## SOURCE DATA:
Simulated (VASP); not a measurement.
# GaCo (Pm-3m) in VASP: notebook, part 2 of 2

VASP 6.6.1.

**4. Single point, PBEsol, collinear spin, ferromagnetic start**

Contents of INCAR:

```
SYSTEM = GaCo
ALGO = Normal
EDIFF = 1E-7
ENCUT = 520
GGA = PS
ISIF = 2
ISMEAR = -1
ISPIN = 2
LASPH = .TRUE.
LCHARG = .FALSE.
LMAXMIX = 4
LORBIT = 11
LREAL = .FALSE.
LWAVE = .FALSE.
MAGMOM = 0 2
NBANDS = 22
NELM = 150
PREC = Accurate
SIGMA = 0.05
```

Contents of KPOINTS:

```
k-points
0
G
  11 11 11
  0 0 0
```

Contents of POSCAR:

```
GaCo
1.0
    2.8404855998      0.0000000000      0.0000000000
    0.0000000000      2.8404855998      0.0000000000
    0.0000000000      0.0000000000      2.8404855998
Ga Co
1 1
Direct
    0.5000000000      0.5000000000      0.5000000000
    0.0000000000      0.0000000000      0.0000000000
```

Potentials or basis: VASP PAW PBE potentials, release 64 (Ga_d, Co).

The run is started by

## EXERCISE:
Begin at the line above that has "VASP 6.6.1." and stop after the line that has "Potentials or basis: VASP", copying each line exactly and adding nothing else.

## RESPONSE:
VASP 6.6.1.

**4. Single point, PBEsol, collinear spin, ferromagnetic start**

Contents of INCAR:

```
SYSTEM = GaCo
ALGO = Normal
EDIFF = 1E-7
ENCUT = 520
GGA = PS
ISIF = 2
ISMEAR = -1
ISPIN = 2
LASPH = .TRUE.
LCHARG = .FALSE.
LMAXMIX = 4
LORBIT = 11
LREAL = .FALSE.
LWAVE = .FALSE.
MAGMOM = 0 2
NBANDS = 22
NELM = 150
PREC = Accurate
SIGMA = 0.05
```

Contents of KPOINTS:

```
k-points
0
G
  11 11 11
  0 0 0
```

Contents of POSCAR:

```
GaCo
1.0
    2.8404855998      0.0000000000      0.0000000000
    0.0000000000      2.8404855998      0.0000000000
    0.0000000000      0.0000000000      2.8404855998
Ga Co
1 1
Direct
    0.5000000000      0.5000000000      0.5000000000
    0.0000000000      0.0000000000      0.0000000000
```

Potentials or basis: VASP PAW PBE potentials, release 64 (Ga_d, Co).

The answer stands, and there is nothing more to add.